━━ INFORMATION ━━

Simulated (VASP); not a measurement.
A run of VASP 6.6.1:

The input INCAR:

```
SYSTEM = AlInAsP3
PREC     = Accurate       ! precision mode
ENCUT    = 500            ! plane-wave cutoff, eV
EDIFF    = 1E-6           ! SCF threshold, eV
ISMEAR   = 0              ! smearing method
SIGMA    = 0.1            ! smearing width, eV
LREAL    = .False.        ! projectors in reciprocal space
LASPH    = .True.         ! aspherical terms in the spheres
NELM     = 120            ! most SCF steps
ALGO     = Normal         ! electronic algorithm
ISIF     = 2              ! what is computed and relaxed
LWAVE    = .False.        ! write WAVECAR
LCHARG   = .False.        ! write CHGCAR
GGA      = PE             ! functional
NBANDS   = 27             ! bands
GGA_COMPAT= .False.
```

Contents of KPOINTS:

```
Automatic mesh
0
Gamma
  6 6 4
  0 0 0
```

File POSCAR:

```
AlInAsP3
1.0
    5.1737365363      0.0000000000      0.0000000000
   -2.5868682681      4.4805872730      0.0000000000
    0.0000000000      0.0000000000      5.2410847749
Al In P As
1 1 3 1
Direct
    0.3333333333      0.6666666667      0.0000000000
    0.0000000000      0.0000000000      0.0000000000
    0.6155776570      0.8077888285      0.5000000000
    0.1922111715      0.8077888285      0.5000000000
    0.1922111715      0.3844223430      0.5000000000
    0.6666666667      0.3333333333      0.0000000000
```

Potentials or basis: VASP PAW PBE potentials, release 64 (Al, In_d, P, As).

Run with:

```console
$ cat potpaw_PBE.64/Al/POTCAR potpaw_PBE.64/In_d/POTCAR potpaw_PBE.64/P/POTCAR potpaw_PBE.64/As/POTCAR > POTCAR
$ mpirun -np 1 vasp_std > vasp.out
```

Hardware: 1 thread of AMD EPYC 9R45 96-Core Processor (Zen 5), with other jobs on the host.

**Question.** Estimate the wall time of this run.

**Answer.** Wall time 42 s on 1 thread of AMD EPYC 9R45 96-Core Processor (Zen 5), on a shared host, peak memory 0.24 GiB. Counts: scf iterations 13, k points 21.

━━━

*ACTION ITEM*.
Within the material above, copy exactly the lines from the line that holds "Potentials or basis: VASP" up to and including the line that holds "of this run.".

*EXERCISE RESULT*.
Potentials or basis: VASP PAW PBE potentials, release 64 (Al, In_d, P, As).

Run with:

```console
$ cat potpaw_PBE.64/Al/POTCAR potpaw_PBE.64/In_d/POTCAR potpaw_PBE.64/P/POTCAR potpaw_PBE.64/As/POTCAR > POTCAR
$ mpirun -np 1 vasp_std > vasp.out
```

Hardware: 1 thread of AMD EPYC 9R45 96-Core Processor (Zen 5), with other jobs on the host.

**Question.** Estimate the wall time of this run.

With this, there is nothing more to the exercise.